● ● ●
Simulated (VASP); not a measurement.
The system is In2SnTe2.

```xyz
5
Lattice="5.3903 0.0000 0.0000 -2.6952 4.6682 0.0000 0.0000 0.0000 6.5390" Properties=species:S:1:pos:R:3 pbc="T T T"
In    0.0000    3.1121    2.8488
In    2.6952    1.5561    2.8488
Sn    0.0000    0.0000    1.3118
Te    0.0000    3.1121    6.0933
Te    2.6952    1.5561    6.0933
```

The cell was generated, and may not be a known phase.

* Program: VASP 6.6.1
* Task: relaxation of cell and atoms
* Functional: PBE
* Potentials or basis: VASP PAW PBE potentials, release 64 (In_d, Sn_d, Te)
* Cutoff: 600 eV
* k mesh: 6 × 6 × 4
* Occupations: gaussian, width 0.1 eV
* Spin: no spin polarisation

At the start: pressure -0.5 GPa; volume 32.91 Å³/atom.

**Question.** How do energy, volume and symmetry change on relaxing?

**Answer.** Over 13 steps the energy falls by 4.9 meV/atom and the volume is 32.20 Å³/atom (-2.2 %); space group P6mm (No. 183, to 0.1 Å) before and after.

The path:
● ● ●

Copy the records above faithfully. Begin at their first line, end at the line containing "before and after.", and include nothing else.

**ANSWER AREA**
Simulated (VASP); not a measurement.
The system is In2SnTe2.

```xyz
5
Lattice="5.3903 0.0000 0.0000 -2.6952 4.6682 0.0000 0.0000 0.0000 6.5390" Properties=species:S:1:pos:R:3 pbc="T T T"
In    0.0000    3.1121    2.8488
In    2.6952    1.5561    2.8488
Sn    0.0000    0.0000    1.3118
Te    0.0000    3.1121    6.0933
Te    2.6952    1.5561    6.0933
```

The cell was generated, and may not be a known phase.

* Program: VASP 6.6.1
* Task: relaxation of cell and atoms
* Functional: PBE
* Potentials or basis: VASP PAW PBE potentials, release 64 (In_d, Sn_d, Te)
* Cutoff: 600 eV
* k mesh: 6 × 6 × 4
* Occupations: gaussian, width 0.1 eV
* Spin: no spin polarisation

At the start: pressure -0.5 GPa; volume 32.91 Å³/atom.

**Question.** How do energy, volume and symmetry change on relaxing?

**Answer.** Over 13 steps the energy falls by 4.9 meV/atom and the volume is 32.20 Å³/atom (-2.2 %); space group P6mm (No. 183, to 0.1 Å) before and after.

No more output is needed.